☆ ☆ ☆ ☆ ☆
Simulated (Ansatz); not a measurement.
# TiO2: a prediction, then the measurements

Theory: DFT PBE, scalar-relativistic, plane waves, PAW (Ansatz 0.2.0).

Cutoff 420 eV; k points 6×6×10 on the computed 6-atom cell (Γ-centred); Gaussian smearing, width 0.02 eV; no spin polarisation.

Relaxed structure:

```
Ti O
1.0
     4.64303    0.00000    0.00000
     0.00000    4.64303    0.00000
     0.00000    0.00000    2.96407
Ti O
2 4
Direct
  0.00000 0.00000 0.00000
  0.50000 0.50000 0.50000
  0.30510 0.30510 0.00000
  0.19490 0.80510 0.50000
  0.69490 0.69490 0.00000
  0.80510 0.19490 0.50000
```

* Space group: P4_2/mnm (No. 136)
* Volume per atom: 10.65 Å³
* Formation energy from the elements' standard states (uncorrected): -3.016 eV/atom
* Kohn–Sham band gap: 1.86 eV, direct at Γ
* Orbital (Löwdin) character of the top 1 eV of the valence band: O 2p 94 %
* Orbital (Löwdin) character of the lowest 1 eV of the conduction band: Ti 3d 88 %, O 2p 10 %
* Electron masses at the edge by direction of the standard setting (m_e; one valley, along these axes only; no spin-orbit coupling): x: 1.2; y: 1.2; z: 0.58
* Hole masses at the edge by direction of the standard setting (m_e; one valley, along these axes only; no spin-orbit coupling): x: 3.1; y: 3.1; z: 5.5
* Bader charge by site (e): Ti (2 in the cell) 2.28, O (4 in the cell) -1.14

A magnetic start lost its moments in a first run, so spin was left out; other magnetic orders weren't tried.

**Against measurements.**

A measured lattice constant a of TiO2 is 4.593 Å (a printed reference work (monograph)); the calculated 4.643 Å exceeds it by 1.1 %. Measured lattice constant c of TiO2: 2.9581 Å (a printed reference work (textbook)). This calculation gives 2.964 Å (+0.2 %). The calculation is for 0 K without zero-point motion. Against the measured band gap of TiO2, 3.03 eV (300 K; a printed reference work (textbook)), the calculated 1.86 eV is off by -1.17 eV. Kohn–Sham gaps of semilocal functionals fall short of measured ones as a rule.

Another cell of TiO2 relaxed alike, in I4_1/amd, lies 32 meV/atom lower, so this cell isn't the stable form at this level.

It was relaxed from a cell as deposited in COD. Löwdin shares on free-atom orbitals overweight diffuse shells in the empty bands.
☆ ☆ ☆ ☆ ☆

**Work order**
Copy, please, exactly the lines that start at the first line of the data and end at the line containing "the cell) -1.14", both kept and no others.

**Task solution**
Simulated (Ansatz); not a measurement.
# TiO2: a prediction, then the measurements

Theory: DFT PBE, scalar-relativistic, plane waves, PAW (Ansatz 0.2.0).

Cutoff 420 eV; k points 6×6×10 on the computed 6-atom cell (Γ-centred); Gaussian smearing, width 0.02 eV; no spin polarisation.

Relaxed structure:

```
Ti O
1.0
     4.64303    0.00000    0.00000
     0.00000    4.64303    0.00000
     0.00000    0.00000    2.96407
Ti O
2 4
Direct
  0.00000 0.00000 0.00000
  0.50000 0.50000 0.50000
  0.30510 0.30510 0.00000
  0.19490 0.80510 0.50000
  0.69490 0.69490 0.00000
  0.80510 0.19490 0.50000
```

* Space group: P4_2/mnm (No. 136)
* Volume per atom: 10.65 Å³
* Formation energy from the elements' standard states (uncorrected): -3.016 eV/atom
* Kohn–Sham band gap: 1.86 eV, direct at Γ
* Orbital (Löwdin) character of the top 1 eV of the valence band: O 2p 94 %
* Orbital (Löwdin) character of the lowest 1 eV of the conduction band: Ti 3d 88 %, O 2p 10 %
* Electron masses at the edge by direction of the standard setting (m_e; one valley, along these axes only; no spin-orbit coupling): x: 1.2; y: 1.2; z: 0.58
* Hole masses at the edge by direction of the standard setting (m_e; one valley, along these axes only; no spin-orbit coupling): x: 3.1; y: 3.1; z: 5.5
* Bader charge by site (e): Ti (2 in the cell) 2.28, O (4 in the cell) -1.14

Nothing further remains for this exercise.